▶ Requirement
Give back exactly the lines of the material below that start at the line containing "level (eV): 8.73" and end at the line containing "A: gap on the", and no others.

• • • • • • •

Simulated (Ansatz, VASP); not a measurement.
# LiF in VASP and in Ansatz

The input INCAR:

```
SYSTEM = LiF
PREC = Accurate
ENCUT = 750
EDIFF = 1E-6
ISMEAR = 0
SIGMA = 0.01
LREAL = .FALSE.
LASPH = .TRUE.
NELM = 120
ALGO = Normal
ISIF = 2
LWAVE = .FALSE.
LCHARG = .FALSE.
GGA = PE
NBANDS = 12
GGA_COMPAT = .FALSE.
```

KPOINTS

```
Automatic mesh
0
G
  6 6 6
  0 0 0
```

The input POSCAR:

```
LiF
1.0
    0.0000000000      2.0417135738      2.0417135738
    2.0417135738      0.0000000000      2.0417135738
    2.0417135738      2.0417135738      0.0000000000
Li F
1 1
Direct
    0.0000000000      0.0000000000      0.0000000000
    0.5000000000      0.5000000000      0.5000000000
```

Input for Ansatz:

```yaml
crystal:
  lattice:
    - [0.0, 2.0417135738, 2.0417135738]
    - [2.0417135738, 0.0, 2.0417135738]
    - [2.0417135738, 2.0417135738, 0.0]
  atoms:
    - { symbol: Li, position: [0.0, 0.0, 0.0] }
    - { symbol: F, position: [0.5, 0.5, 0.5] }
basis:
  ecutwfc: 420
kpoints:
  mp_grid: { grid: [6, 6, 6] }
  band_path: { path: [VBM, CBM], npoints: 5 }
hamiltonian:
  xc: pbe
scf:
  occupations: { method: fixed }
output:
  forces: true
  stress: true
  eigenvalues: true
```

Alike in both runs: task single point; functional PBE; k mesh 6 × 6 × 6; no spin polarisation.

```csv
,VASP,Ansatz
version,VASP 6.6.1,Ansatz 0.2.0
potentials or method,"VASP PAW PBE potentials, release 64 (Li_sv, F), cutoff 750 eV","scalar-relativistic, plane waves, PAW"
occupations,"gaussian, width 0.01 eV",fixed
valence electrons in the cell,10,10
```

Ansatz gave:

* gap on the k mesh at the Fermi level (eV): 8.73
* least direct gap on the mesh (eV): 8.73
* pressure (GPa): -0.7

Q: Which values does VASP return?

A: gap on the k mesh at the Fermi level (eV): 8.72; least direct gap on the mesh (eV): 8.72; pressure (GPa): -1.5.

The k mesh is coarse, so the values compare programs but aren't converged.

• • • • • • •

▶ Solution
* gap on the k mesh at the Fermi level (eV): 8.73
* least direct gap on the mesh (eV): 8.73
* pressure (GPa): -0.7

Q: Which values does VASP return?

A: gap on the k mesh at the Fermi level (eV): 8.72; least direct gap on the mesh (eV): 8.72; pressure (GPa): -1.5.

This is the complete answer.